**Task item**. Every entry must appear in the answer exactly as written.

------------------------------
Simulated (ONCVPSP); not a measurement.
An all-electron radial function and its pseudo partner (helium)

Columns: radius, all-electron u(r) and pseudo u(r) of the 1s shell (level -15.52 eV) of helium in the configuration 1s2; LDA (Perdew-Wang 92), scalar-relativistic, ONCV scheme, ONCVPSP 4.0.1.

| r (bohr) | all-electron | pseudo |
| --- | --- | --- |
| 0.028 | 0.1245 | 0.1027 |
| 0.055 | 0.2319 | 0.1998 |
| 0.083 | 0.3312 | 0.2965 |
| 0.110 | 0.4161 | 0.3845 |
------------------------------

**Exercise output**.
Simulated (ONCVPSP); not a measurement.
An all-electron radial function and its pseudo partner (helium)

Columns: radius, all-electron u(r) and pseudo u(r) of the 1s shell (level -15.52 eV) of helium in the configuration 1s2; LDA (Perdew-Wang 92), scalar-relativistic, ONCV scheme, ONCVPSP 4.0.1.

| r (bohr) | all-electron | pseudo |
| --- | --- | --- |
| 0.028 | 0.1245 | 0.1027 |
| 0.055 | 0.2319 | 0.1998 |
| 0.083 | 0.3312 | 0.2965 |
| 0.110 | 0.4161 | 0.3845 |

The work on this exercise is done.